------------------------

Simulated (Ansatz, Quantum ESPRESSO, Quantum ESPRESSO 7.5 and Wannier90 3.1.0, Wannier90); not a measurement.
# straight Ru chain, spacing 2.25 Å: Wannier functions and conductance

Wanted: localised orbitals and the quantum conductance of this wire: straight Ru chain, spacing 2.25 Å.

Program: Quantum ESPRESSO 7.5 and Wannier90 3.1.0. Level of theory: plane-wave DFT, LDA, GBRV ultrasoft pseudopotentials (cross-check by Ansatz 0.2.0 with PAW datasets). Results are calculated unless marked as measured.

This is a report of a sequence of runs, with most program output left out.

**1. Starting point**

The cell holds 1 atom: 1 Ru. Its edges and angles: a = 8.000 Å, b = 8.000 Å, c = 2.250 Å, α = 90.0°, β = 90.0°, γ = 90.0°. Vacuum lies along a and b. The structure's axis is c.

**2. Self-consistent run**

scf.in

------------------------

§ **Task item**
Through the line that contains "Wanted: localised orbitals", copy the material above exactly, beginning at its first line and including nothing more.

§ **Answer section**
Simulated (Ansatz, Quantum ESPRESSO, Quantum ESPRESSO 7.5 and Wannier90 3.1.0, Wannier90); not a measurement.
# straight Ru chain, spacing 2.25 Å: Wannier functions and conductance

Wanted: localised orbitals and the quantum conductance of this wire: straight Ru chain, spacing 2.25 Å.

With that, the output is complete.